EXCERPTED DATA Start Marker

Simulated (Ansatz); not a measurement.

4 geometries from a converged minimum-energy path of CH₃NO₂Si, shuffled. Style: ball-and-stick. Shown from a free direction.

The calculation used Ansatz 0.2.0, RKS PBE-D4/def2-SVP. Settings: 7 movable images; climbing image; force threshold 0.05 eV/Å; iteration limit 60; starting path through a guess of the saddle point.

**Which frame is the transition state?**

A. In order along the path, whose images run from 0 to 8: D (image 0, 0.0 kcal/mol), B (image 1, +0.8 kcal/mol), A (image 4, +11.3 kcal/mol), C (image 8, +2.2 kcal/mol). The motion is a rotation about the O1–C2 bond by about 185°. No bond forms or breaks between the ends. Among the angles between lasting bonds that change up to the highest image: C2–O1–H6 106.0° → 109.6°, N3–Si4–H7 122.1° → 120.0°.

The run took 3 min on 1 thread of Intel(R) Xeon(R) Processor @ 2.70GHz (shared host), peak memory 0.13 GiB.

EXCERPTED DATA End Marker

Return a word-for-word copy of the lines from the beginning of the listing to the line holding "4 geometries from", both kept.

Simulated (Ansatz); not a measurement.

4 geometries from a converged minimum-energy path of CH₃NO₂Si, shuffled. Style: ball-and-stick. Shown from a free direction.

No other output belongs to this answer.